-- -- --

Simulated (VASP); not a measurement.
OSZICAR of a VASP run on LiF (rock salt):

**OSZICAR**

-- -- --

# Assignment
Each record must appear again, word for word.

# Written solution
Simulated (VASP); not a measurement.
OSZICAR of a VASP run on LiF (rock salt):

**OSZICAR**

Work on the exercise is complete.